Supplied information:
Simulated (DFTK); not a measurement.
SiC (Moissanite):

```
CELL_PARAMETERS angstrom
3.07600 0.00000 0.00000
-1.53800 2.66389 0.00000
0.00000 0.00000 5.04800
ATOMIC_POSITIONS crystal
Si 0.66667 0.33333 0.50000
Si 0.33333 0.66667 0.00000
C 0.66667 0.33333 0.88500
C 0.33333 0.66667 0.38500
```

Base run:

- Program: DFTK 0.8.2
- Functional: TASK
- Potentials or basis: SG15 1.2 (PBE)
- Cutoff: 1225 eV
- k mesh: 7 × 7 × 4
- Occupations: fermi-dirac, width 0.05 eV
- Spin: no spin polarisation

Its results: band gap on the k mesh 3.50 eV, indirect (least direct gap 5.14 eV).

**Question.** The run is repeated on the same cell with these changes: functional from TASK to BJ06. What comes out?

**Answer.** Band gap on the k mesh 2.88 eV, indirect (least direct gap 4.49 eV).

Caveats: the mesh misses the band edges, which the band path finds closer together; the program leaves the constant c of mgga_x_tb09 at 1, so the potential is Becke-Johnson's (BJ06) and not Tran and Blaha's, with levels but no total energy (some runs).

Activity:
Each line from the top of the records down to the one with "- Spin: no spin polarisation" must be retyped exactly; include both ends and nothing else.

Written solution:
Simulated (DFTK); not a measurement.
SiC (Moissanite):

```
CELL_PARAMETERS angstrom
3.07600 0.00000 0.00000
-1.53800 2.66389 0.00000
0.00000 0.00000 5.04800
ATOMIC_POSITIONS crystal
Si 0.66667 0.33333 0.50000
Si 0.33333 0.66667 0.00000
C 0.66667 0.33333 0.88500
C 0.33333 0.66667 0.38500
```

Base run:

- Program: DFTK 0.8.2
- Functional: TASK
- Potentials or basis: SG15 1.2 (PBE)
- Cutoff: 1225 eV
- k mesh: 7 × 7 × 4
- Occupations: fermi-dirac, width 0.05 eV
- Spin: no spin polarisation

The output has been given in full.